= = = = = = =
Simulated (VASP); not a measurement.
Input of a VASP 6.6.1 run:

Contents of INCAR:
= = = = = = =

▶ WORK REQUEST
Every line above needs to be repeated exactly as shown.

▶ PROBLEM SOLUTION
Simulated (VASP); not a measurement.
Input of a VASP 6.6.1 run:

Contents of INCAR:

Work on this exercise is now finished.